GIVEN ENTRIES
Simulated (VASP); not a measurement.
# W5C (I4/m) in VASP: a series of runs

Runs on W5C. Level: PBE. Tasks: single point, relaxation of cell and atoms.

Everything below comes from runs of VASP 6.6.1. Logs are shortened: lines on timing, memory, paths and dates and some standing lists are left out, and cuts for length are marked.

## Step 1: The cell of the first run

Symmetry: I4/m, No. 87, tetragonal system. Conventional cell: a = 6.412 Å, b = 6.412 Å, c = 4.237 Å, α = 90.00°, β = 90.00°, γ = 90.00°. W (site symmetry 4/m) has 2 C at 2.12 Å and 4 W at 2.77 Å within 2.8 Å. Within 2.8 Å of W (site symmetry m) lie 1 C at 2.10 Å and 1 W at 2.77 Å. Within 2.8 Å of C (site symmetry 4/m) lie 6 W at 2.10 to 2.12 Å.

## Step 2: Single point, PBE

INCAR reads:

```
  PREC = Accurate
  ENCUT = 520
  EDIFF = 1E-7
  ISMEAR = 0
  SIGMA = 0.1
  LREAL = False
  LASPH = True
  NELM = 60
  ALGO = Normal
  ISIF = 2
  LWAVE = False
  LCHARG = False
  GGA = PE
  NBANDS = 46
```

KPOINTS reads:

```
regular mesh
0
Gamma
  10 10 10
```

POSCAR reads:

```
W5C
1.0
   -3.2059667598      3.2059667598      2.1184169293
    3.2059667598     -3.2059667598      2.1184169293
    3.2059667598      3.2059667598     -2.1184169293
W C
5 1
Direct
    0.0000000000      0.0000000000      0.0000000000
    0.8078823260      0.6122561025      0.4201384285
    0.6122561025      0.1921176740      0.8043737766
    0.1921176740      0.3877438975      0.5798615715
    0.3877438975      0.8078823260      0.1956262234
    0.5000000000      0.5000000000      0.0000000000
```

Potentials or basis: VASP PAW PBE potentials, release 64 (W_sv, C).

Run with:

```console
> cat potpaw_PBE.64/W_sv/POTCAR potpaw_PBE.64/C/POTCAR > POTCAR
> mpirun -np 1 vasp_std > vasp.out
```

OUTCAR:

ACTIVITY
Output the listing verbatim through the "Everything below comes" line.

WRITTEN RESPONSE
Simulated (VASP); not a measurement.
# W5C (I4/m) in VASP: a series of runs

Runs on W5C. Level: PBE. Tasks: single point, relaxation of cell and atoms.

Everything below comes from runs of VASP 6.6.1. Logs are shortened: lines on timing, memory, paths and dates and some standing lists are left out, and cuts for length are marked.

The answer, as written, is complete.